**ACTIVITY:**
These entries are to be retyped in full, word for word.

※ ※ ※

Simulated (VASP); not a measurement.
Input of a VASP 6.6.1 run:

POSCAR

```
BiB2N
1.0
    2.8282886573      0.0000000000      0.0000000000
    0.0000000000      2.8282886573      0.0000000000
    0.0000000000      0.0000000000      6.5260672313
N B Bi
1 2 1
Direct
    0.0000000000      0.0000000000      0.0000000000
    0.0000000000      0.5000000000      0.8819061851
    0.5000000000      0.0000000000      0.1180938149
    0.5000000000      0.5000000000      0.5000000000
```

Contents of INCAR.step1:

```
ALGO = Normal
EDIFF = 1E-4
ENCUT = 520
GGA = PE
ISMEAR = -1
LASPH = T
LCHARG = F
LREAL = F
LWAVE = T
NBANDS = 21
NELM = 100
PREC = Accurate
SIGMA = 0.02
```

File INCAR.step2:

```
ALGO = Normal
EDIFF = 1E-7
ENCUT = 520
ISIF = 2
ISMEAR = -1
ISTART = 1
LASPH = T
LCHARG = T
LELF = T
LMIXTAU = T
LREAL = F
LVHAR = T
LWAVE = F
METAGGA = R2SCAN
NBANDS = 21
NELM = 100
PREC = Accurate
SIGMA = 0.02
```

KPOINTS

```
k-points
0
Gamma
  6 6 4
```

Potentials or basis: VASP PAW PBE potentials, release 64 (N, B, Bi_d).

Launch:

※ ※ ※

**WRITTEN RESPONSE:**
Simulated (VASP); not a measurement.
Input of a VASP 6.6.1 run:

POSCAR

```
BiB2N
1.0
    2.8282886573      0.0000000000      0.0000000000
    0.0000000000      2.8282886573      0.0000000000
    0.0000000000      0.0000000000      6.5260672313
N B Bi
1 2 1
Direct
    0.0000000000      0.0000000000      0.0000000000
    0.0000000000      0.5000000000      0.8819061851
    0.5000000000      0.0000000000      0.1180938149
    0.5000000000      0.5000000000      0.5000000000
```

Contents of INCAR.step1:

```
ALGO = Normal
EDIFF = 1E-4
ENCUT = 520
GGA = PE
ISMEAR = -1
LASPH = T
LCHARG = F
LREAL = F
LWAVE = T
NBANDS = 21
NELM = 100
PREC = Accurate
SIGMA = 0.02
```

File INCAR.step2:

```
ALGO = Normal
EDIFF = 1E-7
ENCUT = 520
ISIF = 2
ISMEAR = -1
ISTART = 1
LASPH = T
LCHARG = T
LELF = T
LMIXTAU = T
LREAL = F
LVHAR = T
LWAVE = F
METAGGA = R2SCAN
NBANDS = 21
NELM = 100
PREC = Accurate
SIGMA = 0.02
```

KPOINTS

```
k-points
0
Gamma
  6 6 4
```

Potentials or basis: VASP PAW PBE potentials, release 64 (N, B, Bi_d).

Launch:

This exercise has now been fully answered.